[Start of Attachment]

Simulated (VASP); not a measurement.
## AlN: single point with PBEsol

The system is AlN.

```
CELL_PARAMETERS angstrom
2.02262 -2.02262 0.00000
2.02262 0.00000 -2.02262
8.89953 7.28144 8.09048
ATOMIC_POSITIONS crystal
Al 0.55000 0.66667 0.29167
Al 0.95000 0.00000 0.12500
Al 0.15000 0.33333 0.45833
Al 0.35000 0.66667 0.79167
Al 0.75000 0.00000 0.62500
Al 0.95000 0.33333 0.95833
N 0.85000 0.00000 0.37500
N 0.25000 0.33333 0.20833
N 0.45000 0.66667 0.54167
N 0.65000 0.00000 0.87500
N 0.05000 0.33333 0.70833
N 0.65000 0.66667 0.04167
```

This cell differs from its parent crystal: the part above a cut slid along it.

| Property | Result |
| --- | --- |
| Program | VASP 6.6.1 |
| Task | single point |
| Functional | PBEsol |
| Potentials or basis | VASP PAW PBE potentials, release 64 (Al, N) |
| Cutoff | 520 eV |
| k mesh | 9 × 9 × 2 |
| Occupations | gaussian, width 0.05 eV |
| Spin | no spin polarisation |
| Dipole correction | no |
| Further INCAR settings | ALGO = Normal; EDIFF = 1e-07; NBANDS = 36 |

[End of Attachment]

Requirement: In the listing above, find the line with "VASP 6.6.1 |" and the line with "correction | no |", then print exactly those two lines and every line between them, and nothing more.

Task output:
| Program | VASP 6.6.1 |
| Task | single point |
| Functional | PBEsol |
| Potentials or basis | VASP PAW PBE potentials, release 64 (Al, N) |
| Cutoff | 520 eV |
| k mesh | 9 × 9 × 2 |
| Occupations | gaussian, width 0.05 eV |
| Spin | no spin polarisation |
| Dipole correction | no |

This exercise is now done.